Assigned task →
After locating "Quantity | Value |" in the listing below, copy that line and each one after it exactly, ending with the line that has "Problem. What does the run give?".

Exercise data →
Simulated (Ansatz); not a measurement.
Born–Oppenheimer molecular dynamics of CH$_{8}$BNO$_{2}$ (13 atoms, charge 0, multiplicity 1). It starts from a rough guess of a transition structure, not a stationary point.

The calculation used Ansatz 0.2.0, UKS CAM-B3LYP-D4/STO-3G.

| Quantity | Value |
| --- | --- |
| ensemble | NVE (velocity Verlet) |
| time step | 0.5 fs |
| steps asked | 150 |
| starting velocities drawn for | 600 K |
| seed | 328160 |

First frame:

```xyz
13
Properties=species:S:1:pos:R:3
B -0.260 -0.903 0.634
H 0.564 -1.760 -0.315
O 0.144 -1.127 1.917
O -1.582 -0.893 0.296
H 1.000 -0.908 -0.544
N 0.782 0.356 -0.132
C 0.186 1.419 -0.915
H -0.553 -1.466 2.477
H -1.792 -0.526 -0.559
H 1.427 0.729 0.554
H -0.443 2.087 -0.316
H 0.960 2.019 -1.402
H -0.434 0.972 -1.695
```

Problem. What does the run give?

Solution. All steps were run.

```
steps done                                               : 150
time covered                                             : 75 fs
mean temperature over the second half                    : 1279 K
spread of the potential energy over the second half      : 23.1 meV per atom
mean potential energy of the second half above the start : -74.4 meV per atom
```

Your response →
| Quantity | Value |
| --- | --- |
| ensemble | NVE (velocity Verlet) |
| time step | 0.5 fs |
| steps asked | 150 |
| starting velocities drawn for | 600 K |
| seed | 328160 |

First frame:

```xyz
13
Properties=species:S:1:pos:R:3
B -0.260 -0.903 0.634
H 0.564 -1.760 -0.315
O 0.144 -1.127 1.917
O -1.582 -0.893 0.296
H 1.000 -0.908 -0.544
N 0.782 0.356 -0.132
C 0.186 1.419 -0.915
H -0.553 -1.466 2.477
H -1.792 -0.526 -0.559
H 1.427 0.729 0.554
H -0.443 2.087 -0.316
H 0.960 2.019 -1.402
H -0.434 0.972 -1.695
```

Problem. What does the run give?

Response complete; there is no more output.